**Given records**
-- Opening Marker --

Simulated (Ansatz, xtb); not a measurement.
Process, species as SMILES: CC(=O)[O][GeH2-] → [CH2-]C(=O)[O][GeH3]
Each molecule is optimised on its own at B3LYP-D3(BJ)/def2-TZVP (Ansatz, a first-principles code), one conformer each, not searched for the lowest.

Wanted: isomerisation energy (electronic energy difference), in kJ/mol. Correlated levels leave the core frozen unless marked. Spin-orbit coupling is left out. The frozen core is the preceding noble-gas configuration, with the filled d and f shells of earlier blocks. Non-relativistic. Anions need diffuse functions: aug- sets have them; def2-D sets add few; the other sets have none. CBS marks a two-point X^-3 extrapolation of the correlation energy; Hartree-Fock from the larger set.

-- Closing Marker --

**Work instruction**
All of the material above should be transcribed exactly, with no line omitted.

**Exercise solution**
Simulated (Ansatz, xtb); not a measurement.
Process, species as SMILES: CC(=O)[O][GeH2-] → [CH2-]C(=O)[O][GeH3]
Each molecule is optimised on its own at B3LYP-D3(BJ)/def2-TZVP (Ansatz, a first-principles code), one conformer each, not searched for the lowest.

Wanted: isomerisation energy (electronic energy difference), in kJ/mol. Correlated levels leave the core frozen unless marked. Spin-orbit coupling is left out. The frozen core is the preceding noble-gas configuration, with the filled d and f shells of earlier blocks. Non-relativistic. Anions need diffuse functions: aug- sets have them; def2-D sets add few; the other sets have none. CBS marks a two-point X^-3 extrapolation of the correlation energy; Hartree-Fock from the larger set.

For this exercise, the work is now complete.